ASSIGNED TASK | From the first line of the entries below to the line with "Output of a", give each line again exactly.

EXCERPTED RECORDS |
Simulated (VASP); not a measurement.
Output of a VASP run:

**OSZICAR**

TASK OUTPUT |
Simulated (VASP); not a measurement.
Output of a VASP run:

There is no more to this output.